■ WORK REQUEST:
Extract, without alteration, each line from the start of the listing to the line bearing "The ground-state density comes first.".

=-=-=-=-=

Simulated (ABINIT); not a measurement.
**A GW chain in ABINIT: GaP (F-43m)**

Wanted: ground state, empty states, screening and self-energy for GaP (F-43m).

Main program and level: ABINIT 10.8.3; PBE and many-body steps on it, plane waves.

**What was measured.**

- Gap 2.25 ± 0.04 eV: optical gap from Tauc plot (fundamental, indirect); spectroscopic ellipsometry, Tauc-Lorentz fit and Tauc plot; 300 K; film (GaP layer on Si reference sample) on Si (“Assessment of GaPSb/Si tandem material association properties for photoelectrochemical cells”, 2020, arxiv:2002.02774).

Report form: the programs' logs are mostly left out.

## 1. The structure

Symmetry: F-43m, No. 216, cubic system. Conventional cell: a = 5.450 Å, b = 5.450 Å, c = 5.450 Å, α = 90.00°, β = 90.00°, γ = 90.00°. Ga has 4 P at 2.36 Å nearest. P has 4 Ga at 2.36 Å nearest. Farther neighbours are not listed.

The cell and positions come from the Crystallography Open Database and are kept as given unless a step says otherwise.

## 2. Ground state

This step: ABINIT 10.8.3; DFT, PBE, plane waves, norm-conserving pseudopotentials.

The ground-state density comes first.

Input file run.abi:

=-=-=-=-=

■ TASK RESPONSE:
Simulated (ABINIT); not a measurement.
**A GW chain in ABINIT: GaP (F-43m)**

Wanted: ground state, empty states, screening and self-energy for GaP (F-43m).

Main program and level: ABINIT 10.8.3; PBE and many-body steps on it, plane waves.

**What was measured.**

- Gap 2.25 ± 0.04 eV: optical gap from Tauc plot (fundamental, indirect); spectroscopic ellipsometry, Tauc-Lorentz fit and Tauc plot; 300 K; film (GaP layer on Si reference sample) on Si (“Assessment of GaPSb/Si tandem material association properties for photoelectrochemical cells”, 2020, arxiv:2002.02774).

Report form: the programs' logs are mostly left out.

## 1. The structure

Symmetry: F-43m, No. 216, cubic system. Conventional cell: a = 5.450 Å, b = 5.450 Å, c = 5.450 Å, α = 90.00°, β = 90.00°, γ = 90.00°. Ga has 4 P at 2.36 Å nearest. P has 4 Ga at 2.36 Å nearest. Farther neighbours are not listed.

The cell and positions come from the Crystallography Open Database and are kept as given unless a step says otherwise.

## 2. Ground state

This step: ABINIT 10.8.3; DFT, PBE, plane waves, norm-conserving pseudopotentials.

The ground-state density comes first.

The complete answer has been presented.